Print, exactly as they appear in the listing below, the lines from the line with "Working with the constants of AlTl⁺" to the line with "0.000417 cm⁻¹ |", with both end lines kept.

##### INFORMATION SHOWN
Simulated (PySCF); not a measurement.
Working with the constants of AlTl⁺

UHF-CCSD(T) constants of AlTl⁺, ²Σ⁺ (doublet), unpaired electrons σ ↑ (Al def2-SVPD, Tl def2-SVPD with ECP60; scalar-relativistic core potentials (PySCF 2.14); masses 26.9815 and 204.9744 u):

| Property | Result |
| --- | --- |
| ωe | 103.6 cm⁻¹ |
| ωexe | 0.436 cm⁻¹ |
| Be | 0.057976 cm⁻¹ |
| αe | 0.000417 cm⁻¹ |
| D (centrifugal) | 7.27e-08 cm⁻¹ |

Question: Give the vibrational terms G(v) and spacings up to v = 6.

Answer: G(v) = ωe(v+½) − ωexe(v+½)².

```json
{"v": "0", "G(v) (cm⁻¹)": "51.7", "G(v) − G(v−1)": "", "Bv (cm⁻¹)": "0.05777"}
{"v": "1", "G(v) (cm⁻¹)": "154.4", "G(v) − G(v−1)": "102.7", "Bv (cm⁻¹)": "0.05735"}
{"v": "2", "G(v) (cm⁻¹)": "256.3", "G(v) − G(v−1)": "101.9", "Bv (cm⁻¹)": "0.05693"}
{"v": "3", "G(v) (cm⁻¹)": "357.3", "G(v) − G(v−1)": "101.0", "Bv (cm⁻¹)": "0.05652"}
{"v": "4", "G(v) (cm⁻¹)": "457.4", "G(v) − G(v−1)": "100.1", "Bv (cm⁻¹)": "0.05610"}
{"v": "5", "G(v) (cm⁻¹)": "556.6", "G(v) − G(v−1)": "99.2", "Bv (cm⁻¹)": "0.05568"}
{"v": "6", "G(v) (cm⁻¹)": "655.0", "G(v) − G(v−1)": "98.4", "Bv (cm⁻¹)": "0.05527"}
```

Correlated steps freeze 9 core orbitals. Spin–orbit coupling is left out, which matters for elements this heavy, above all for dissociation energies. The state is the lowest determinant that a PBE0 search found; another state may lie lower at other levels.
##########

### TASK SOLUTION:
Working with the constants of AlTl⁺

UHF-CCSD(T) constants of AlTl⁺, ²Σ⁺ (doublet), unpaired electrons σ ↑ (Al def2-SVPD, Tl def2-SVPD with ECP60; scalar-relativistic core potentials (PySCF 2.14); masses 26.9815 and 204.9744 u):

| Property | Result |
| --- | --- |
| ωe | 103.6 cm⁻¹ |
| ωexe | 0.436 cm⁻¹ |
| Be | 0.057976 cm⁻¹ |
| αe | 0.000417 cm⁻¹ |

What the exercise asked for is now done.